* Extracted material
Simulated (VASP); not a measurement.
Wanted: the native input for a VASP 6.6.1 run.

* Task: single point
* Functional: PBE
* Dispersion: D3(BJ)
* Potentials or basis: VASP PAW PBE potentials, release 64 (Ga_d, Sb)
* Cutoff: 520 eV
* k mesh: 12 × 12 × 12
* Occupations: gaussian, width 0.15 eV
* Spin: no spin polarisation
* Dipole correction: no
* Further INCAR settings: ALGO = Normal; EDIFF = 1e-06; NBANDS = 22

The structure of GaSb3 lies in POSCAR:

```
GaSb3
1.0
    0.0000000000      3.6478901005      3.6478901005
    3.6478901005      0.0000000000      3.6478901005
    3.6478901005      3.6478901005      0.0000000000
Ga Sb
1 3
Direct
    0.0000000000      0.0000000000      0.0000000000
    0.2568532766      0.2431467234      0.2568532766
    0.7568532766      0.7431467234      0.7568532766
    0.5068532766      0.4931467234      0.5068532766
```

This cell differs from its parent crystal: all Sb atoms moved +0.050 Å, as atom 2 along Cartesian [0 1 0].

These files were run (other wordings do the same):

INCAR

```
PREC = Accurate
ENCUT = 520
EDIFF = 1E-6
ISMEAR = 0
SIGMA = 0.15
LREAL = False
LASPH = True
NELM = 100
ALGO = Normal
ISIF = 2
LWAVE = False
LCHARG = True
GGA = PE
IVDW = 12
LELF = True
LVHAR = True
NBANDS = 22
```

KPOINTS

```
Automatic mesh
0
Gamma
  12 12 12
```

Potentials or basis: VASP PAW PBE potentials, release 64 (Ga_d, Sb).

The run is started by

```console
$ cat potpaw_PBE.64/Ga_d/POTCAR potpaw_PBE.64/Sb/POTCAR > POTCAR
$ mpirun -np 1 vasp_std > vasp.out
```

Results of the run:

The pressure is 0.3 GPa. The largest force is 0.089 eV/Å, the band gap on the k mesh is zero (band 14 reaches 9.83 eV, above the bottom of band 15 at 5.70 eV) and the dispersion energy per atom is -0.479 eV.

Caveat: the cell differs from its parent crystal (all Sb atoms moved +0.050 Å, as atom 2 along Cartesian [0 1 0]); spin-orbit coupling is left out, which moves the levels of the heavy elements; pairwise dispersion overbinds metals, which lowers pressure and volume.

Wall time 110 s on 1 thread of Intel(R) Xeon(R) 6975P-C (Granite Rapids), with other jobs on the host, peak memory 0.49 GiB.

* Required action
Everything above from the line with "Results of the" to the line with "Caveat: the cell", both included, must be repeated exactly, and nothing outside that range.

* Task output
Results of the run:

The pressure is 0.3 GPa. The largest force is 0.089 eV/Å, the band gap on the k mesh is zero (band 14 reaches 9.83 eV, above the bottom of band 15 at 5.70 eV) and the dispersion energy per atom is -0.479 eV.

Caveat: the cell differs from its parent crystal (all Sb atoms moved +0.050 Å, as atom 2 along Cartesian [0 1 0]); spin-orbit coupling is left out, which moves the levels of the heavy elements; pairwise dispersion overbinds metals, which lowers pressure and volume.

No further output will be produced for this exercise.